Could you return the data below exactly as it appears?

Segment Start: RECORDED DATA

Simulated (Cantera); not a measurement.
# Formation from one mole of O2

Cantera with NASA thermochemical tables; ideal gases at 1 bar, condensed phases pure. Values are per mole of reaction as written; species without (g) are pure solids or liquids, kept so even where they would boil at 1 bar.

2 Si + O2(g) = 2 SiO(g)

Segment End: RECORDED DATA

▶ TASK RESPONSE
Simulated (Cantera); not a measurement.
# Formation from one mole of O2

Cantera with NASA thermochemical tables; ideal gases at 1 bar, condensed phases pure. Values are per mole of reaction as written; species without (g) are pure solids or liquids, kept so even where they would boil at 1 bar.

2 Si + O2(g) = 2 SiO(g)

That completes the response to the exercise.